→ Information given:
::::::::
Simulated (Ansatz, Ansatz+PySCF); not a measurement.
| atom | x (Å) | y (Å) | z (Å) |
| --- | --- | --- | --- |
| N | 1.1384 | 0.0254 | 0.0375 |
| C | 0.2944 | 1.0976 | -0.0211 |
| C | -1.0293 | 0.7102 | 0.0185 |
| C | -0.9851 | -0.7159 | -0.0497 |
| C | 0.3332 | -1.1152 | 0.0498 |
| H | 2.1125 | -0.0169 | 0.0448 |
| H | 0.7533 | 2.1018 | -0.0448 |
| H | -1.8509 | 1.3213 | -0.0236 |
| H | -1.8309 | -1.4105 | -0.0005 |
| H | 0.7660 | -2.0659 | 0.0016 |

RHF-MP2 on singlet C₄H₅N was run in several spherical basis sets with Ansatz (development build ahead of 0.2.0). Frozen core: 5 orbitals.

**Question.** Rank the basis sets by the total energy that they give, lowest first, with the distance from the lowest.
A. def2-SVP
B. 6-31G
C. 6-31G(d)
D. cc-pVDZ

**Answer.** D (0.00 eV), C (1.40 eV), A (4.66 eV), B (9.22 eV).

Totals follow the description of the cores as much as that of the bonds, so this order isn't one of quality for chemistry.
::::::::

→ Work instruction: Set down all of the lines above without altering a word.

→ Answer box:
Simulated (Ansatz, Ansatz+PySCF); not a measurement.
| atom | x (Å) | y (Å) | z (Å) |
| --- | --- | --- | --- |
| N | 1.1384 | 0.0254 | 0.0375 |
| C | 0.2944 | 1.0976 | -0.0211 |
| C | -1.0293 | 0.7102 | 0.0185 |
| C | -0.9851 | -0.7159 | -0.0497 |
| C | 0.3332 | -1.1152 | 0.0498 |
| H | 2.1125 | -0.0169 | 0.0448 |
| H | 0.7533 | 2.1018 | -0.0448 |
| H | -1.8509 | 1.3213 | -0.0236 |
| H | -1.8309 | -1.4105 | -0.0005 |
| H | 0.7660 | -2.0659 | 0.0016 |

RHF-MP2 on singlet C₄H₅N was run in several spherical basis sets with Ansatz (development build ahead of 0.2.0). Frozen core: 5 orbitals.

**Question.** Rank the basis sets by the total energy that they give, lowest first, with the distance from the lowest.
A. def2-SVP
B. 6-31G
C. 6-31G(d)
D. cc-pVDZ

**Answer.** D (0.00 eV), C (1.40 eV), A (4.66 eV), B (9.22 eV).

Totals follow the description of the cores as much as that of the bonds, so this order isn't one of quality for chemistry.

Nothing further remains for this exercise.